=== Begin Enclosure ===

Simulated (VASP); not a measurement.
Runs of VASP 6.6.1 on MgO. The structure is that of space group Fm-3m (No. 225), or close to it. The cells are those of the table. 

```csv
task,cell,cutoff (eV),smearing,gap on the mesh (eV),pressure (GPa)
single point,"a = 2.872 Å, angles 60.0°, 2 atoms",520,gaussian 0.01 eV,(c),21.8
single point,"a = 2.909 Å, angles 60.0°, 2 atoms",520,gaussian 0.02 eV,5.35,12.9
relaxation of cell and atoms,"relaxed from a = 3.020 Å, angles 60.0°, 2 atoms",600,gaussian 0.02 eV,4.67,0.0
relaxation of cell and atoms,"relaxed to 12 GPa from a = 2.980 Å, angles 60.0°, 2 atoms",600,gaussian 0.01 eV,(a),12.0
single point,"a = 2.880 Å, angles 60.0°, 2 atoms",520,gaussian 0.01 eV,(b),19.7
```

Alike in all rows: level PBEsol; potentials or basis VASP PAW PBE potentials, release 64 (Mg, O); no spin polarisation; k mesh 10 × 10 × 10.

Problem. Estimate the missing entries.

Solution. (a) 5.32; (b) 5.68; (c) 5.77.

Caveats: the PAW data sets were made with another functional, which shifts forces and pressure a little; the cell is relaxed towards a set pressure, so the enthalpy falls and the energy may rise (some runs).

=== End Enclosure ===

Only certain lines are wanted. Please return exactly those from the top of the data through the line with "Solution. (a) 5.32; (b) 5.68; (c) 5.77.".

Simulated (VASP); not a measurement.
Runs of VASP 6.6.1 on MgO. The structure is that of space group Fm-3m (No. 225), or close to it. The cells are those of the table. 

```csv
task,cell,cutoff (eV),smearing,gap on the mesh (eV),pressure (GPa)
single point,"a = 2.872 Å, angles 60.0°, 2 atoms",520,gaussian 0.01 eV,(c),21.8
single point,"a = 2.909 Å, angles 60.0°, 2 atoms",520,gaussian 0.02 eV,5.35,12.9
relaxation of cell and atoms,"relaxed from a = 3.020 Å, angles 60.0°, 2 atoms",600,gaussian 0.02 eV,4.67,0.0
relaxation of cell and atoms,"relaxed to 12 GPa from a = 2.980 Å, angles 60.0°, 2 atoms",600,gaussian 0.01 eV,(a),12.0
single point,"a = 2.880 Å, angles 60.0°, 2 atoms",520,gaussian 0.01 eV,(b),19.7
```

Alike in all rows: level PBEsol; potentials or basis VASP PAW PBE potentials, release 64 (Mg, O); no spin polarisation; k mesh 10 × 10 × 10.

Problem. Estimate the missing entries.

Solution. (a) 5.32; (b) 5.68; (c) 5.77.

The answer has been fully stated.